ASSIGNED TASK
Return exactly the listing's lines, from its first line to the line holding "Charge 0, spin multiplicity 1.", ends included.

RECORDED DATA
>>>

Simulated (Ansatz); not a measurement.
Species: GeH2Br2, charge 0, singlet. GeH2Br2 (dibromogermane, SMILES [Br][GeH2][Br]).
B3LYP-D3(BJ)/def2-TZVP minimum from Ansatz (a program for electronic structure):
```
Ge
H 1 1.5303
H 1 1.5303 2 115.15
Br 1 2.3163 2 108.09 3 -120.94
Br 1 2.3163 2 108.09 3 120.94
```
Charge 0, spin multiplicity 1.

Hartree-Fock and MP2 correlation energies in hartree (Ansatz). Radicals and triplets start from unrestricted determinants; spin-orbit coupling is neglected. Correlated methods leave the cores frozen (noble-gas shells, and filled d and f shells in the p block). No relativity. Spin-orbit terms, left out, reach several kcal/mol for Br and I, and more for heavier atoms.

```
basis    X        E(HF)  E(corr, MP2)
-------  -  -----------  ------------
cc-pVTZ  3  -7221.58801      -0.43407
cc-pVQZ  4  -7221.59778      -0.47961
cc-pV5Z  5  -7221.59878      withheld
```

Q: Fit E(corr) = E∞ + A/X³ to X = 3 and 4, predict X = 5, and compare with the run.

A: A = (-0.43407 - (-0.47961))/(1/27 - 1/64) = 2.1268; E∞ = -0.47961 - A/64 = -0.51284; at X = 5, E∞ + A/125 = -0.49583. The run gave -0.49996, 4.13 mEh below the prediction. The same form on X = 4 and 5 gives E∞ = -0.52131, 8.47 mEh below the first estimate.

<<<

EXERCISE RESULT
Simulated (Ansatz); not a measurement.
Species: GeH2Br2, charge 0, singlet. GeH2Br2 (dibromogermane, SMILES [Br][GeH2][Br]).
B3LYP-D3(BJ)/def2-TZVP minimum from Ansatz (a program for electronic structure):
```
Ge
H 1 1.5303
H 1 1.5303 2 115.15
Br 1 2.3163 2 108.09 3 -120.94
Br 1 2.3163 2 108.09 3 120.94
```
Charge 0, spin multiplicity 1.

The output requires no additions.